■ **GIVEN RECORDS**
»»

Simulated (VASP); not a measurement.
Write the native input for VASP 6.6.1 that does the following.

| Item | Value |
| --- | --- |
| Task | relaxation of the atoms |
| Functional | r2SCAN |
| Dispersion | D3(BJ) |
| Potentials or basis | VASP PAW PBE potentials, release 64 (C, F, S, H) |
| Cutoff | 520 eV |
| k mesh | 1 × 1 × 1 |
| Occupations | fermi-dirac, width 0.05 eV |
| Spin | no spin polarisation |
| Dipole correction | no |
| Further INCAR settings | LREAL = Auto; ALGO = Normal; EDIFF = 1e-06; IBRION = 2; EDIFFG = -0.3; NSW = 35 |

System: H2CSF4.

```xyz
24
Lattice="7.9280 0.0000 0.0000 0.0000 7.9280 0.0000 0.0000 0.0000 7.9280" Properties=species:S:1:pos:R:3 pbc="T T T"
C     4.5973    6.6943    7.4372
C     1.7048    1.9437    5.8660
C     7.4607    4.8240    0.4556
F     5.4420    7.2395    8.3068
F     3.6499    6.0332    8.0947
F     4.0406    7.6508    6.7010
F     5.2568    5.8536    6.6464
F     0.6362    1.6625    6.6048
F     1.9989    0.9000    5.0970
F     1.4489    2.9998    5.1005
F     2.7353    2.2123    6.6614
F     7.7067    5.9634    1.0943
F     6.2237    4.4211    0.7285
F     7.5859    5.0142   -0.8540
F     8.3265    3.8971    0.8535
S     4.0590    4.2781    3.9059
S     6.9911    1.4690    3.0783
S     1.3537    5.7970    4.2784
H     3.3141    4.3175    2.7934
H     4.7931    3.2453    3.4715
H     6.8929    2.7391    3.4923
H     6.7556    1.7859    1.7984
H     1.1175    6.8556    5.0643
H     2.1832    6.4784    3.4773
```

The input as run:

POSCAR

««

■ **REQUIRED ACTION**
Above are the records. Print exactly, and only, the lines from the line with "-0.3; NSW = 35 |" to the line with "The input as", both inclusive.

■ **WRITTEN RESPONSE**
| Further INCAR settings | LREAL = Auto; ALGO = Normal; EDIFF = 1e-06; IBRION = 2; EDIFFG = -0.3; NSW = 35 |

System: H2CSF4.

```xyz
24
Lattice="7.9280 0.0000 0.0000 0.0000 7.9280 0.0000 0.0000 0.0000 7.9280" Properties=species:S:1:pos:R:3 pbc="T T T"
C     4.5973    6.6943    7.4372
C     1.7048    1.9437    5.8660
C     7.4607    4.8240    0.4556
F     5.4420    7.2395    8.3068
F     3.6499    6.0332    8.0947
F     4.0406    7.6508    6.7010
F     5.2568    5.8536    6.6464
F     0.6362    1.6625    6.6048
F     1.9989    0.9000    5.0970
F     1.4489    2.9998    5.1005
F     2.7353    2.2123    6.6614
F     7.7067    5.9634    1.0943
F     6.2237    4.4211    0.7285
F     7.5859    5.0142   -0.8540
F     8.3265    3.8971    0.8535
S     4.0590    4.2781    3.9059
S     6.9911    1.4690    3.0783
S     1.3537    5.7970    4.2784
H     3.3141    4.3175    2.7934
H     4.7931    3.2453    3.4715
H     6.8929    2.7391    3.4923
H     6.7556    1.7859    1.7984
H     1.1175    6.8556    5.0643
H     2.1832    6.4784    3.4773
```

The input as run:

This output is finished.